Work task =
Please reproduce the entries that follow, keeping each word intact.

Provided data =
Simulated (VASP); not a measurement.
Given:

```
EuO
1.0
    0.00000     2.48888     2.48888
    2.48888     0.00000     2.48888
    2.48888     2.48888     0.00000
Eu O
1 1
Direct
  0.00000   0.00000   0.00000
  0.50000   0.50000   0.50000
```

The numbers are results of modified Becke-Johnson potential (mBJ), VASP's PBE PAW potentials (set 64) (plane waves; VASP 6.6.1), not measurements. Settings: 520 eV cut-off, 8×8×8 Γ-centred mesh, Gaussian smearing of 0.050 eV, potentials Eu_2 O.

Task response =
Simulated (VASP); not a measurement.
Given:

```
EuO
1.0
    0.00000     2.48888     2.48888
    2.48888     0.00000     2.48888
    2.48888     2.48888     0.00000
Eu O
1 1
Direct
  0.00000   0.00000   0.00000
  0.50000   0.50000   0.50000
```

The numbers are results of modified Becke-Johnson potential (mBJ), VASP's PBE PAW potentials (set 64) (plane waves; VASP 6.6.1), not measurements. Settings: 520 eV cut-off, 8×8×8 Γ-centred mesh, Gaussian smearing of 0.050 eV, potentials Eu_2 O.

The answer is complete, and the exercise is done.